▶ Work item
Make a verbatim copy of all the records.

▶ Study material
● ● ● ● ● ● ●

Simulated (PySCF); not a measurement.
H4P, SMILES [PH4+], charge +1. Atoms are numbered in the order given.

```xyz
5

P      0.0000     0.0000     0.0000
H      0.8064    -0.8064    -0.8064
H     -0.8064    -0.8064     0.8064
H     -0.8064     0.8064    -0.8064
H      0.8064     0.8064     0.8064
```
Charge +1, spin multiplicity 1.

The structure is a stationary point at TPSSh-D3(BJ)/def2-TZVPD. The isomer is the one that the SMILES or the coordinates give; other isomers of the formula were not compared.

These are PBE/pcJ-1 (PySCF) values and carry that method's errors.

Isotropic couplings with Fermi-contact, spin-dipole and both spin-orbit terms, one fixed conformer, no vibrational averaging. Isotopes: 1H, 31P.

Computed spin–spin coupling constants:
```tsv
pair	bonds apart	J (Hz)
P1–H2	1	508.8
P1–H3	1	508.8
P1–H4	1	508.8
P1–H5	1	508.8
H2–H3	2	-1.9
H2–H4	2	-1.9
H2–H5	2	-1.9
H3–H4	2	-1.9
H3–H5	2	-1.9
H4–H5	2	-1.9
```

● ● ● ● ● ● ●

▶ Written answer
Simulated (PySCF); not a measurement.
H4P, SMILES [PH4+], charge +1. Atoms are numbered in the order given.

```xyz
5

P      0.0000     0.0000     0.0000
H      0.8064    -0.8064    -0.8064
H     -0.8064    -0.8064     0.8064
H     -0.8064     0.8064    -0.8064
H      0.8064     0.8064     0.8064
```
Charge +1, spin multiplicity 1.

The structure is a stationary point at TPSSh-D3(BJ)/def2-TZVPD. The isomer is the one that the SMILES or the coordinates give; other isomers of the formula were not compared.

These are PBE/pcJ-1 (PySCF) values and carry that method's errors.

Isotropic couplings with Fermi-contact, spin-dipole and both spin-orbit terms, one fixed conformer, no vibrational averaging. Isotopes: 1H, 31P.

Computed spin–spin coupling constants:
```tsv
pair	bonds apart	J (Hz)
P1–H2	1	508.8
P1–H3	1	508.8
P1–H4	1	508.8
P1–H5	1	508.8
H2–H3	2	-1.9
H2–H4	2	-1.9
H2–H5	2	-1.9
H3–H4	2	-1.9
H3–H5	2	-1.9
H4–H5	2	-1.9
```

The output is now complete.